Requirement:
The whole listing, repeated exactly, is what this task asks for.

Study material:
==================================================
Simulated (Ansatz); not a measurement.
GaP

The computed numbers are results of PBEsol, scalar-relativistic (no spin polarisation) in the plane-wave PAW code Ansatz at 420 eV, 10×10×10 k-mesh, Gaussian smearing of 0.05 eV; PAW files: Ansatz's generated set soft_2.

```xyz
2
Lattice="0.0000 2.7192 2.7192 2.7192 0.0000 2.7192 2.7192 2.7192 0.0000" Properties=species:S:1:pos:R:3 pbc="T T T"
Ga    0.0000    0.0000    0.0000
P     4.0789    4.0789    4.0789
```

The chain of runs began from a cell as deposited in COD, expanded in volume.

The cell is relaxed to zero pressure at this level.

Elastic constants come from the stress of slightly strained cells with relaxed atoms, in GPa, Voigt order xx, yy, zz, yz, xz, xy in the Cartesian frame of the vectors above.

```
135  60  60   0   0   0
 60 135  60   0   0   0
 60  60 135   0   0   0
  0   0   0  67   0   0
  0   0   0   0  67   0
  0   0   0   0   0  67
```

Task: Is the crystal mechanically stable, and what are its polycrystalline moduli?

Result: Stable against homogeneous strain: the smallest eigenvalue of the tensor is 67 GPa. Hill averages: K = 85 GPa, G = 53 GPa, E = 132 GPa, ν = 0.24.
==================================================

Exercise output:
Simulated (Ansatz); not a measurement.
GaP

The computed numbers are results of PBEsol, scalar-relativistic (no spin polarisation) in the plane-wave PAW code Ansatz at 420 eV, 10×10×10 k-mesh, Gaussian smearing of 0.05 eV; PAW files: Ansatz's generated set soft_2.

```xyz
2
Lattice="0.0000 2.7192 2.7192 2.7192 0.0000 2.7192 2.7192 2.7192 0.0000" Properties=species:S:1:pos:R:3 pbc="T T T"
Ga    0.0000    0.0000    0.0000
P     4.0789    4.0789    4.0789
```

The chain of runs began from a cell as deposited in COD, expanded in volume.

The cell is relaxed to zero pressure at this level.

Elastic constants come from the stress of slightly strained cells with relaxed atoms, in GPa, Voigt order xx, yy, zz, yz, xz, xy in the Cartesian frame of the vectors above.

```
135  60  60   0   0   0
 60 135  60   0   0   0
 60  60 135   0   0   0
  0   0   0  67   0   0
  0   0   0   0  67   0
  0   0   0   0   0  67
```

Task: Is the crystal mechanically stable, and what are its polycrystalline moduli?

Result: Stable against homogeneous strain: the smallest eigenvalue of the tensor is 67 GPa. Hill averages: K = 85 GPa, G = 53 GPa, E = 132 GPa, ν = 0.24.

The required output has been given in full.